ASSIGNMENT: Reproduce the records exactly, beginning with their first line and ending with the line that contains "Reaction (cleavage of", and output nothing more.

>>>
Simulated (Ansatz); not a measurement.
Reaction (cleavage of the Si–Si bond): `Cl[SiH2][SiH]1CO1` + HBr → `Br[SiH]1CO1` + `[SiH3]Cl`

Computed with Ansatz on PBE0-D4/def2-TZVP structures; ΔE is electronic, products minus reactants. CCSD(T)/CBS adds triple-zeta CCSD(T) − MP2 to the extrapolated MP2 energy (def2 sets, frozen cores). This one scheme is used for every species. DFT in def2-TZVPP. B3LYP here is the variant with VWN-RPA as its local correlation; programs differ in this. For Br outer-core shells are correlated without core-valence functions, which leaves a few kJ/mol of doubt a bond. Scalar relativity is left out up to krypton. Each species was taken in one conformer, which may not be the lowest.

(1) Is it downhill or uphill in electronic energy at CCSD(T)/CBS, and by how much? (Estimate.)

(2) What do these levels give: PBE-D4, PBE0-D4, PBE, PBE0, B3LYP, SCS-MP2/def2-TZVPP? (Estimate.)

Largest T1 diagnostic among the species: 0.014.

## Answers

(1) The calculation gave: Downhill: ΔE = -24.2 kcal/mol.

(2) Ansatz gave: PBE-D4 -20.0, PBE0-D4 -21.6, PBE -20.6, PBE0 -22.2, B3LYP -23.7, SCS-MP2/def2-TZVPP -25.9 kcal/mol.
<<<

TASK ANSWER:
Simulated (Ansatz); not a measurement.
Reaction (cleavage of the Si–Si bond): `Cl[SiH2][SiH]1CO1` + HBr → `Br[SiH]1CO1` + `[SiH3]Cl`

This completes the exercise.